**Source material:**
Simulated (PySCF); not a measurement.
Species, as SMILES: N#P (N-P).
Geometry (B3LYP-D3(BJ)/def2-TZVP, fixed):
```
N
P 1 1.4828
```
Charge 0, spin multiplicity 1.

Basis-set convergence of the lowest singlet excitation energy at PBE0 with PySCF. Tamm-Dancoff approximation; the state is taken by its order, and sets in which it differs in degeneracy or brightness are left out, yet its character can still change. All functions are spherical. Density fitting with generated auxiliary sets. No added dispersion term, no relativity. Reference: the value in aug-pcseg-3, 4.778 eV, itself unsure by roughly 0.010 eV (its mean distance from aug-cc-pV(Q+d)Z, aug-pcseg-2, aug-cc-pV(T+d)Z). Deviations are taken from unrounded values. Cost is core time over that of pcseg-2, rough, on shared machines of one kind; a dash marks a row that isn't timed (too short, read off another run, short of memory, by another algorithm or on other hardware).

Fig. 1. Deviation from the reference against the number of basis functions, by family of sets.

**Action item:** Repeat exactly the lines above from the one with "Charge 0, spin multiplicity 1." up to and including the one with "Basis-set convergence of". No other line belongs in the reply.

**Exercise solution:**
Charge 0, spin multiplicity 1.

Basis-set convergence of the lowest singlet excitation energy at PBE0 with PySCF. Tamm-Dancoff approximation; the state is taken by its order, and sets in which it differs in degeneracy or brightness are left out, yet its character can still change. All functions are spherical. Density fitting with generated auxiliary sets. No added dispersion term, no relativity. Reference: the value in aug-pcseg-3, 4.778 eV, itself unsure by roughly 0.010 eV (its mean distance from aug-cc-pV(Q+d)Z, aug-pcseg-2, aug-cc-pV(T+d)Z). Deviations are taken from unrounded values. Cost is core time over that of pcseg-2, rough, on shared machines of one kind; a dash marks a row that isn't timed (too short, read off another run, short of memory, by another algorithm or on other hardware).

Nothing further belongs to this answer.